Top of Information supplied

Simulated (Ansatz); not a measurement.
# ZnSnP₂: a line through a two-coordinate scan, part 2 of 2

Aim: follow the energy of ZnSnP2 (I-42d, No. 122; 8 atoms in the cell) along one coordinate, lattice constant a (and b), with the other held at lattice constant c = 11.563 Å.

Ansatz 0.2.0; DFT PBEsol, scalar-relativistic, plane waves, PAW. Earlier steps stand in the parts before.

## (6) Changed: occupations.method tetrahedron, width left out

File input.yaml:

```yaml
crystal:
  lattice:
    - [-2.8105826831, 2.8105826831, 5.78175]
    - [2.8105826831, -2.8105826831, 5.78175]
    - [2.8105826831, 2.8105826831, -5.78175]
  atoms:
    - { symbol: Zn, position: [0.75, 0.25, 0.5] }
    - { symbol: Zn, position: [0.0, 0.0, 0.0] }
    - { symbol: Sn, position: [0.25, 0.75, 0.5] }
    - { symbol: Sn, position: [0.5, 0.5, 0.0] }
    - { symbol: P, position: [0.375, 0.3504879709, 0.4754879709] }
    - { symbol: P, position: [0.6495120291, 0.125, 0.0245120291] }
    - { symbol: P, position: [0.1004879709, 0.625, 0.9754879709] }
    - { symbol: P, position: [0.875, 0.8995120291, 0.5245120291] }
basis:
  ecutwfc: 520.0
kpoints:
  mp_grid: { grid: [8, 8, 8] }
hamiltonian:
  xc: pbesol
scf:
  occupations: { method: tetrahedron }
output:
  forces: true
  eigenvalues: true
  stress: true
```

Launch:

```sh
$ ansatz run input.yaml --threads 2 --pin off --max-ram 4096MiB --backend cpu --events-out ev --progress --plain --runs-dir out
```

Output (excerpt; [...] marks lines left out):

Bottom of Information supplied

• [Action item] Set down only the lines above that fall between the line holding "# ZnSnP₂: a" and the line holding "Aim: follow the", inclusive, keeping each exact.

• [Response]
# ZnSnP₂: a line through a two-coordinate scan, part 2 of 2

Aim: follow the energy of ZnSnP2 (I-42d, No. 122; 8 atoms in the cell) along one coordinate, lattice constant a (and b), with the other held at lattice constant c = 11.563 Å.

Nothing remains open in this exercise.